■ **WORK ITEM**:
Use the entries below and reproduce exactly the lines from the one containing "One molecule, a ladder of functionals, a line" down to the one containing "Bonds (- single, = double, #", both of them included.

Content starts

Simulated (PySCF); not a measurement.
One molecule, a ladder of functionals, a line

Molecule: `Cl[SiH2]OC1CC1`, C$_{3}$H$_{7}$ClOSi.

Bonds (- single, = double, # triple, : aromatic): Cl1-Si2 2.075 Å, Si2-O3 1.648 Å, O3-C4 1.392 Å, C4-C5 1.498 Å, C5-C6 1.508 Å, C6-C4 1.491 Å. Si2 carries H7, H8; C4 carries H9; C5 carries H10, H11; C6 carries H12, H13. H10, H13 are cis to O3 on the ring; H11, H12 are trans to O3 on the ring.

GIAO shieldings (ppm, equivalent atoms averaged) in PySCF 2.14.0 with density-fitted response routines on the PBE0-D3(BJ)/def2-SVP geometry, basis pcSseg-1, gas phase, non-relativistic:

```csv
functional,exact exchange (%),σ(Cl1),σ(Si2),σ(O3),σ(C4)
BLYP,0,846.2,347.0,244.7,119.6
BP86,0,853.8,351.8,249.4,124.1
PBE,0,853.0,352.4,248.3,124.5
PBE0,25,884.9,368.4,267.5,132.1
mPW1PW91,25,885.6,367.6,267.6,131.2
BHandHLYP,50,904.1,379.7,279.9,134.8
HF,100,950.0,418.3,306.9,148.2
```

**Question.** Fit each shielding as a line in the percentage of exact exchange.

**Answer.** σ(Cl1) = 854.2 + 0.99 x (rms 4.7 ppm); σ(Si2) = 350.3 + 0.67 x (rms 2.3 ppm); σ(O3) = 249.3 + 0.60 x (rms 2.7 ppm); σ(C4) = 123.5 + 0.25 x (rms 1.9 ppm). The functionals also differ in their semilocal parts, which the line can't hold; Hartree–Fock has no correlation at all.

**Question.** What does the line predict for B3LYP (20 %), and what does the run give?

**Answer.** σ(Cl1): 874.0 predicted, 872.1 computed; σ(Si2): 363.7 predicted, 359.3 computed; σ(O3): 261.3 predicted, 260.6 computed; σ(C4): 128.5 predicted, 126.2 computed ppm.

Content ends

■ **SOLUTION**:
One molecule, a ladder of functionals, a line

Molecule: `Cl[SiH2]OC1CC1`, C$_{3}$H$_{7}$ClOSi.

Bonds (- single, = double, # triple, : aromatic): Cl1-Si2 2.075 Å, Si2-O3 1.648 Å, O3-C4 1.392 Å, C4-C5 1.498 Å, C5-C6 1.508 Å, C6-C4 1.491 Å. Si2 carries H7, H8; C4 carries H9; C5 carries H10, H11; C6 carries H12, H13. H10, H13 are cis to O3 on the ring; H11, H12 are trans to O3 on the ring.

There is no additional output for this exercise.